━━━━━━

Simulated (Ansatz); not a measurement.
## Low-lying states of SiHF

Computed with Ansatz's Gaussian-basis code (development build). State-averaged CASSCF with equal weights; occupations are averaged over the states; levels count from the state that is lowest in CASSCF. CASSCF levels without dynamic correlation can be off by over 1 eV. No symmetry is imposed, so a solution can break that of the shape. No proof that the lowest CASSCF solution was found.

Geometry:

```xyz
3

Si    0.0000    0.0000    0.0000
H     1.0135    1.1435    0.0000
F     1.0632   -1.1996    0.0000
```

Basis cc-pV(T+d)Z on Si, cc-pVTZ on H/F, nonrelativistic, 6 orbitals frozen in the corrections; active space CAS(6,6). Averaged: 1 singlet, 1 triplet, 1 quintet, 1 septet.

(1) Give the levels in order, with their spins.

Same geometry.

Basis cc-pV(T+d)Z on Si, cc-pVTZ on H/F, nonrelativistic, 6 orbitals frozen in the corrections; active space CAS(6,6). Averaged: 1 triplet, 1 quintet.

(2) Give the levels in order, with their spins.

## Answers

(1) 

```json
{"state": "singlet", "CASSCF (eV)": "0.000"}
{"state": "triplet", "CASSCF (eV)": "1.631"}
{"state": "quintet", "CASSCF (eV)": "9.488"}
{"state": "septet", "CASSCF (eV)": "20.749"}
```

━━━━━━

[Brief] When you repeat the data, keep each line exactly as given.

[Result]
Simulated (Ansatz); not a measurement.
## Low-lying states of SiHF

Computed with Ansatz's Gaussian-basis code (development build). State-averaged CASSCF with equal weights; occupations are averaged over the states; levels count from the state that is lowest in CASSCF. CASSCF levels without dynamic correlation can be off by over 1 eV. No symmetry is imposed, so a solution can break that of the shape. No proof that the lowest CASSCF solution was found.

Geometry:

```xyz
3

Si    0.0000    0.0000    0.0000
H     1.0135    1.1435    0.0000
F     1.0632   -1.1996    0.0000
```

Basis cc-pV(T+d)Z on Si, cc-pVTZ on H/F, nonrelativistic, 6 orbitals frozen in the corrections; active space CAS(6,6). Averaged: 1 singlet, 1 triplet, 1 quintet, 1 septet.

(1) Give the levels in order, with their spins.

Same geometry.

Basis cc-pV(T+d)Z on Si, cc-pVTZ on H/F, nonrelativistic, 6 orbitals frozen in the corrections; active space CAS(6,6). Averaged: 1 triplet, 1 quintet.

(2) Give the levels in order, with their spins.

## Answers

(1) 

```json
{"state": "singlet", "CASSCF (eV)": "0.000"}
{"state": "triplet", "CASSCF (eV)": "1.631"}
{"state": "quintet", "CASSCF (eV)": "9.488"}
{"state": "septet", "CASSCF (eV)": "20.749"}
```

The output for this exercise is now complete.